Information
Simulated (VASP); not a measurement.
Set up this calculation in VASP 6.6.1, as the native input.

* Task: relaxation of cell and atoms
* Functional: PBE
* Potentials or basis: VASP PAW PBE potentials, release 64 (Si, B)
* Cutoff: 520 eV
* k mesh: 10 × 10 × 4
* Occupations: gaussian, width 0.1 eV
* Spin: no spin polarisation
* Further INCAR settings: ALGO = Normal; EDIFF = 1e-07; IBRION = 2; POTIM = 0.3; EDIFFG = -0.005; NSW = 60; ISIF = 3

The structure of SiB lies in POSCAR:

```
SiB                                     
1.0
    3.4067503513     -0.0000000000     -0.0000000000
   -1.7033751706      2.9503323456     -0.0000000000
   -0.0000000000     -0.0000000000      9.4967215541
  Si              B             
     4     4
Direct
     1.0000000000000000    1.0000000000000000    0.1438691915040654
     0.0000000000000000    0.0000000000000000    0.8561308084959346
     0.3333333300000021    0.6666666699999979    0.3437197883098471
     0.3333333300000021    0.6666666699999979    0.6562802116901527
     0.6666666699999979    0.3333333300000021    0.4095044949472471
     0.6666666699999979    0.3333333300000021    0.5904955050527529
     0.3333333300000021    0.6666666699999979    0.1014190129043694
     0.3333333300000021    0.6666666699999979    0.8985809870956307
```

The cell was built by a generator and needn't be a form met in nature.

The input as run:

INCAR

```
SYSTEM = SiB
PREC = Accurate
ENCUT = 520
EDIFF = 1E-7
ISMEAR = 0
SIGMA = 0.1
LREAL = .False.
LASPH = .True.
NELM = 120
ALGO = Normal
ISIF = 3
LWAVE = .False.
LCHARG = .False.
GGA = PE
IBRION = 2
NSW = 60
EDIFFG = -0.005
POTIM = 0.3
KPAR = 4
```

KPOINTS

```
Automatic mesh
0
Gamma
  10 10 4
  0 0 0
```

Required action
From the first line of the records to the line containing "no spin polarisation", inclusive, transcribe everything exactly and leave out the rest.

Problem solution
Simulated (VASP); not a measurement.
Set up this calculation in VASP 6.6.1, as the native input.

* Task: relaxation of cell and atoms
* Functional: PBE
* Potentials or basis: VASP PAW PBE potentials, release 64 (Si, B)
* Cutoff: 520 eV
* k mesh: 10 × 10 × 4
* Occupations: gaussian, width 0.1 eV
* Spin: no spin polarisation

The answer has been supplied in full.